- [Work request]
Repeat the listing below in full, keeping every character as it is.

- [Data for review]
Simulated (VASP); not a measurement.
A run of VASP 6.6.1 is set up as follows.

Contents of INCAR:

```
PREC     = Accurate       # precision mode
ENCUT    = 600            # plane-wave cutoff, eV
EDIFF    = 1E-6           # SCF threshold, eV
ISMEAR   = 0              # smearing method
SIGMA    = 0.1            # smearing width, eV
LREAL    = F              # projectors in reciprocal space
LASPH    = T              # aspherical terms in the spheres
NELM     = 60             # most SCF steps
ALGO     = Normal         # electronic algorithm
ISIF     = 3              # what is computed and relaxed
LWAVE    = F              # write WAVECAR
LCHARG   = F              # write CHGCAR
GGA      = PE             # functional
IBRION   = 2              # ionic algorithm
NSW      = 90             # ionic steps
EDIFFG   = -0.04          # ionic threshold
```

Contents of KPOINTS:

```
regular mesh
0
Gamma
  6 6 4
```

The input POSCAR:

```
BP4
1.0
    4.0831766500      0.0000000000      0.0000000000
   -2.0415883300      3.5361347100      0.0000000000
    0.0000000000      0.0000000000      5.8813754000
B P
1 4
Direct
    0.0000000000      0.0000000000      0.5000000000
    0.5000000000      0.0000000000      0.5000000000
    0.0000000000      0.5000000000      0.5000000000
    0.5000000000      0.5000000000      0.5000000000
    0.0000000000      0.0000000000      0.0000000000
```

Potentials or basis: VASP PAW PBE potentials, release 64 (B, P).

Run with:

- [Written solution]
Simulated (VASP); not a measurement.
A run of VASP 6.6.1 is set up as follows.

Contents of INCAR:

```
PREC     = Accurate       # precision mode
ENCUT    = 600            # plane-wave cutoff, eV
EDIFF    = 1E-6           # SCF threshold, eV
ISMEAR   = 0              # smearing method
SIGMA    = 0.1            # smearing width, eV
LREAL    = F              # projectors in reciprocal space
LASPH    = T              # aspherical terms in the spheres
NELM     = 60             # most SCF steps
ALGO     = Normal         # electronic algorithm
ISIF     = 3              # what is computed and relaxed
LWAVE    = F              # write WAVECAR
LCHARG   = F              # write CHGCAR
GGA      = PE             # functional
IBRION   = 2              # ionic algorithm
NSW      = 90             # ionic steps
EDIFFG   = -0.04          # ionic threshold
```

Contents of KPOINTS:

```
regular mesh
0
Gamma
  6 6 4
```

The input POSCAR:

```
BP4
1.0
    4.0831766500      0.0000000000      0.0000000000
   -2.0415883300      3.5361347100      0.0000000000
    0.0000000000      0.0000000000      5.8813754000
B P
1 4
Direct
    0.0000000000      0.0000000000      0.5000000000
    0.5000000000      0.0000000000      0.5000000000
    0.0000000000      0.5000000000      0.5000000000
    0.5000000000      0.5000000000      0.5000000000
    0.0000000000      0.0000000000      0.0000000000
```

Potentials or basis: VASP PAW PBE potentials, release 64 (B, P).

Run with:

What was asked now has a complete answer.